:::

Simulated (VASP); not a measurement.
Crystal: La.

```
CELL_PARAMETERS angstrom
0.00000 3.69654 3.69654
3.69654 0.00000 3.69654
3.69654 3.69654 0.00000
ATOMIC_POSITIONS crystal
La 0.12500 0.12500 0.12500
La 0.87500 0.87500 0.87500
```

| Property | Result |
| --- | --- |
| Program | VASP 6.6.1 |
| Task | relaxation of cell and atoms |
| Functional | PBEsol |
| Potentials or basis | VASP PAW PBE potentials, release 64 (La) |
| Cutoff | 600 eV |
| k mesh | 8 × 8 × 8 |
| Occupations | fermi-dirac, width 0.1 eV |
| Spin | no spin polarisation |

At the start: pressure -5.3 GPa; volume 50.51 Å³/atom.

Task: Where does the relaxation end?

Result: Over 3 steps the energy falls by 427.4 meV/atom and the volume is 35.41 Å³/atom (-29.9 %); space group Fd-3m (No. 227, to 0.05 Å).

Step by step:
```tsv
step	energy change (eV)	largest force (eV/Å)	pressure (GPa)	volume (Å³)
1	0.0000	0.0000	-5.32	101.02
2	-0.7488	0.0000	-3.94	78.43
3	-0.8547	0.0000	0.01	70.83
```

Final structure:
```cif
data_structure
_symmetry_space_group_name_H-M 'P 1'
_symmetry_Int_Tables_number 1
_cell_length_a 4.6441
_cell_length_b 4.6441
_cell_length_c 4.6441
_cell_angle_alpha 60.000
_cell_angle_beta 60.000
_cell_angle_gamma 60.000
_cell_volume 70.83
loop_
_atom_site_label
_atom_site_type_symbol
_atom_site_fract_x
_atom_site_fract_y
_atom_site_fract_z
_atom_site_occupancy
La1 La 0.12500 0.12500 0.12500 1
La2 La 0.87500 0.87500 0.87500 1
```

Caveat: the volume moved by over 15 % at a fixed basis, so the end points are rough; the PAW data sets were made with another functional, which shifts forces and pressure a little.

:::

Task item
Restate, word for word, the listing above from its first line through the line that contains "mesh | 8 × 8 × 8 |", keeping both of those lines.

Task output
Simulated (VASP); not a measurement.
Crystal: La.

```
CELL_PARAMETERS angstrom
0.00000 3.69654 3.69654
3.69654 0.00000 3.69654
3.69654 3.69654 0.00000
ATOMIC_POSITIONS crystal
La 0.12500 0.12500 0.12500
La 0.87500 0.87500 0.87500
```

| Property | Result |
| --- | --- |
| Program | VASP 6.6.1 |
| Task | relaxation of cell and atoms |
| Functional | PBEsol |
| Potentials or basis | VASP PAW PBE potentials, release 64 (La) |
| Cutoff | 600 eV |
| k mesh | 8 × 8 × 8 |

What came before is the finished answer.